Exercise —
Extract, without alteration, each line from the start of the listing to the line bearing "<0.01 Al at.%.".

╔══

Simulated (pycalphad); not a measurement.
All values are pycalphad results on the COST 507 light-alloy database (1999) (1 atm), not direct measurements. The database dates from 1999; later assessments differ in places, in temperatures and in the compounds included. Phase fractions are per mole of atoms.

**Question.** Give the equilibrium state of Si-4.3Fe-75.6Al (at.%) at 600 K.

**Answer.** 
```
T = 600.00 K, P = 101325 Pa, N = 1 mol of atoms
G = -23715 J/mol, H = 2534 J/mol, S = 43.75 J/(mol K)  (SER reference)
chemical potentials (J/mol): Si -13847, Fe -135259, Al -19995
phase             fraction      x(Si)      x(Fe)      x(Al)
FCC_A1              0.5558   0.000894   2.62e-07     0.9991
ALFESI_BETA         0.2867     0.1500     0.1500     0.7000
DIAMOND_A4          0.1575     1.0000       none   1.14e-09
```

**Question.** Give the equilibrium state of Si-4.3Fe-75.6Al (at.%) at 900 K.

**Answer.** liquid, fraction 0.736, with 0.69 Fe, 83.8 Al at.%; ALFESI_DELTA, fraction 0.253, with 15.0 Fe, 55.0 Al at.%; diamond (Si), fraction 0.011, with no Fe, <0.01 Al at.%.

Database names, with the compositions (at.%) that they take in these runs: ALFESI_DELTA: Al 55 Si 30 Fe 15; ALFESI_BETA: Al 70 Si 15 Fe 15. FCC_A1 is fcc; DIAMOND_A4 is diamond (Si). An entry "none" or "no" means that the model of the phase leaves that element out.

╚══

Expected answer —
Simulated (pycalphad); not a measurement.
All values are pycalphad results on the COST 507 light-alloy database (1999) (1 atm), not direct measurements. The database dates from 1999; later assessments differ in places, in temperatures and in the compounds included. Phase fractions are per mole of atoms.

**Question.** Give the equilibrium state of Si-4.3Fe-75.6Al (at.%) at 600 K.

**Answer.** 
```
T = 600.00 K, P = 101325 Pa, N = 1 mol of atoms
G = -23715 J/mol, H = 2534 J/mol, S = 43.75 J/(mol K)  (SER reference)
chemical potentials (J/mol): Si -13847, Fe -135259, Al -19995
phase             fraction      x(Si)      x(Fe)      x(Al)
FCC_A1              0.5558   0.000894   2.62e-07     0.9991
ALFESI_BETA         0.2867     0.1500     0.1500     0.7000
DIAMOND_A4          0.1575     1.0000       none   1.14e-09
```

**Question.** Give the equilibrium state of Si-4.3Fe-75.6Al (at.%) at 900 K.

**Answer.** liquid, fraction 0.736, with 0.69 Fe, 83.8 Al at.%; ALFESI_DELTA, fraction 0.253, with 15.0 Fe, 55.0 Al at.%; diamond (Si), fraction 0.011, with no Fe, <0.01 Al at.%.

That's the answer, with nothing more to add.